○ ○ ○ ○ ○ ○ ○

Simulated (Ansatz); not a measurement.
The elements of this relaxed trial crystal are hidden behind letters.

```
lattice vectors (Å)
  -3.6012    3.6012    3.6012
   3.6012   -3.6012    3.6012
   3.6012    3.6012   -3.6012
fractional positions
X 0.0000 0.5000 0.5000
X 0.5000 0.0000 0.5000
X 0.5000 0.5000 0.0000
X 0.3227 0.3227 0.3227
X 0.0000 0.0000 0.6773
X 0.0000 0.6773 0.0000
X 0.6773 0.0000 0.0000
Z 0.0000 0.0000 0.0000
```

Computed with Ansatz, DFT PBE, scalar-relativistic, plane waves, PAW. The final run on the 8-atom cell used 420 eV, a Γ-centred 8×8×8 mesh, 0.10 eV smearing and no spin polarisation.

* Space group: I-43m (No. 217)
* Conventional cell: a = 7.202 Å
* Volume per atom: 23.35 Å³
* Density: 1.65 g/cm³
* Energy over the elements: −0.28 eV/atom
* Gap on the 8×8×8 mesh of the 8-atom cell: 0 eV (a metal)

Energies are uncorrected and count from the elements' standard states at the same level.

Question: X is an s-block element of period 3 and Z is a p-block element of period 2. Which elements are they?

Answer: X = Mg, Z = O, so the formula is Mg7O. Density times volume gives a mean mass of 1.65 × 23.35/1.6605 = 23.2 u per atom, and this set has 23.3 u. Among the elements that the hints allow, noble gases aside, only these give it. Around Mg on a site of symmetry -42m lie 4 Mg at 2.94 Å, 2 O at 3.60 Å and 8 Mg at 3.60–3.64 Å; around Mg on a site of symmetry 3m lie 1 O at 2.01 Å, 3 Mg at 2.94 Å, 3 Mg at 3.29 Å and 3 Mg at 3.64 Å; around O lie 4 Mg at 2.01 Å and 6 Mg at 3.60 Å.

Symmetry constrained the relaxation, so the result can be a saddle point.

○ ○ ○ ○ ○ ○ ○

Action item → Beginning with the line above that contains "eV (a metal)", copy each line exactly up to and including the line that contains "Question: X is", and go no further.

Exercise response →
* Gap on the 8×8×8 mesh of the 8-atom cell: 0 eV (a metal)

Energies are uncorrected and count from the elements' standard states at the same level.

Question: X is an s-block element of period 3 and Z is a p-block element of period 2. Which elements are they?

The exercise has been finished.